### Record extracts
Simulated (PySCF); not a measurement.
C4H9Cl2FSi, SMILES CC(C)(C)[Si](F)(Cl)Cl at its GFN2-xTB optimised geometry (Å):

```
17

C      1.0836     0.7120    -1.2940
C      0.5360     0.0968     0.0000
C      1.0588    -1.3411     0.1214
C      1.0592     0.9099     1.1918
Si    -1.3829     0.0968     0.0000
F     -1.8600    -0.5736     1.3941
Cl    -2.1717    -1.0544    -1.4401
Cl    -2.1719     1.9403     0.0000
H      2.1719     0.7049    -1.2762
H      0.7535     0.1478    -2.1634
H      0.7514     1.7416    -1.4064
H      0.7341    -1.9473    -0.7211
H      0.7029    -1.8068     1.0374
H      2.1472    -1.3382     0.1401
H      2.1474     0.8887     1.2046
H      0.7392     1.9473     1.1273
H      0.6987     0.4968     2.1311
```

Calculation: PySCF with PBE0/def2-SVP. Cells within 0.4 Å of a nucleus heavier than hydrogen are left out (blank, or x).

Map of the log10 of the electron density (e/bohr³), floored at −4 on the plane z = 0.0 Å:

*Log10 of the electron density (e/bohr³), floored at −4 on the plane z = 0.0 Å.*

### Assignment
Output exactly the lines of the records from the first through the one bearing "Map of the log10", both ends included.

### Exercise output
Simulated (PySCF); not a measurement.
C4H9Cl2FSi, SMILES CC(C)(C)[Si](F)(Cl)Cl at its GFN2-xTB optimised geometry (Å):

```
17

C      1.0836     0.7120    -1.2940
C      0.5360     0.0968     0.0000
C      1.0588    -1.3411     0.1214
C      1.0592     0.9099     1.1918
Si    -1.3829     0.0968     0.0000
F     -1.8600    -0.5736     1.3941
Cl    -2.1717    -1.0544    -1.4401
Cl    -2.1719     1.9403     0.0000
H      2.1719     0.7049    -1.2762
H      0.7535     0.1478    -2.1634
H      0.7514     1.7416    -1.4064
H      0.7341    -1.9473    -0.7211
H      0.7029    -1.8068     1.0374
H      2.1472    -1.3382     0.1401
H      2.1474     0.8887     1.2046
H      0.7392     1.9473     1.1273
H      0.6987     0.4968     2.1311
```

Calculation: PySCF with PBE0/def2-SVP. Cells within 0.4 Å of a nucleus heavier than hydrogen are left out (blank, or x).

Map of the log10 of the electron density (e/bohr³), floored at −4 on the plane z = 0.0 Å:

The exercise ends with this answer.